**Extracted data**
━━━━━━━━

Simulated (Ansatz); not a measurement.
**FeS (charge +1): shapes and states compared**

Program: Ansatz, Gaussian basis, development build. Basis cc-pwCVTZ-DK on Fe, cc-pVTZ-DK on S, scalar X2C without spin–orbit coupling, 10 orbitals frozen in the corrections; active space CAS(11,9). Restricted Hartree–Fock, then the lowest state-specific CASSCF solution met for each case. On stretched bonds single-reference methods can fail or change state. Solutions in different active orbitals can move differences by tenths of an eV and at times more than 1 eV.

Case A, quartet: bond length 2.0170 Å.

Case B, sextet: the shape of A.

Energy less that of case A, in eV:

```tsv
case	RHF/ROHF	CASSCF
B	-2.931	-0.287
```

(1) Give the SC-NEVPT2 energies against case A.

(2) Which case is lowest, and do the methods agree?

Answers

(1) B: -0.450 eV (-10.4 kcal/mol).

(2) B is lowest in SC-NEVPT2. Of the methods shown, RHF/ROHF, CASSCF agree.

━━━━━━━━

**Activity**
Take the entries above and return only the lines from the one with "and states compared**" to the one with "Program: Ansatz, Gaussian", both included, unchanged.

**Response area**
**FeS (charge +1): shapes and states compared**

Program: Ansatz, Gaussian basis, development build. Basis cc-pwCVTZ-DK on Fe, cc-pVTZ-DK on S, scalar X2C without spin–orbit coupling, 10 orbitals frozen in the corrections; active space CAS(11,9). Restricted Hartree–Fock, then the lowest state-specific CASSCF solution met for each case. On stretched bonds single-reference methods can fail or change state. Solutions in different active orbitals can move differences by tenths of an eV and at times more than 1 eV.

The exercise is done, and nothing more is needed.